Could you retype, exactly as written, every line from the top of the records through the line that contains "Al₃₂P (cell with"?

(Data extract)
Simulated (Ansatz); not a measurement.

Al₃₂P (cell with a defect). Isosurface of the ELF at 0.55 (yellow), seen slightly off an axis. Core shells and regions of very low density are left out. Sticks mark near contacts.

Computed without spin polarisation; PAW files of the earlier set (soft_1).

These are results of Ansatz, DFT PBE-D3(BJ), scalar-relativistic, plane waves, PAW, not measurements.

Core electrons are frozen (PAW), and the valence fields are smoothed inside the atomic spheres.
(End Data extract)

- Your response -
Simulated (Ansatz); not a measurement.

Al₃₂P (cell with a defect). Isosurface of the ELF at 0.55 (yellow), seen slightly off an axis. Core shells and regions of very low density are left out. Sticks mark near contacts.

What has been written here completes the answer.